================

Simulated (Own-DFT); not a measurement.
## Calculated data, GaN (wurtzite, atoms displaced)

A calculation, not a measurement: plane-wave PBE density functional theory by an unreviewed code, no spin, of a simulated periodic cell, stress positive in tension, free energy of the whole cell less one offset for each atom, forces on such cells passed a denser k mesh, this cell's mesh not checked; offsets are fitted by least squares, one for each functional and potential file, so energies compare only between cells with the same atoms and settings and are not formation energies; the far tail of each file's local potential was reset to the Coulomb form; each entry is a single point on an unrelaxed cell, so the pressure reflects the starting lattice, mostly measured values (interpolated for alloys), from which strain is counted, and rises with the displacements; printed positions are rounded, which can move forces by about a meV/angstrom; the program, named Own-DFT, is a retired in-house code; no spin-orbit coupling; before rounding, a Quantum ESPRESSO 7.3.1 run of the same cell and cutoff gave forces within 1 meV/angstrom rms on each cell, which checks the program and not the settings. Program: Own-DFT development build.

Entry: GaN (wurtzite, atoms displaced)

================

The lines from the beginning of the records through the line containing "## Calculated data, GaN" should be reproduced exactly. Include nothing else.

Simulated (Own-DFT); not a measurement.
## Calculated data, GaN (wurtzite, atoms displaced)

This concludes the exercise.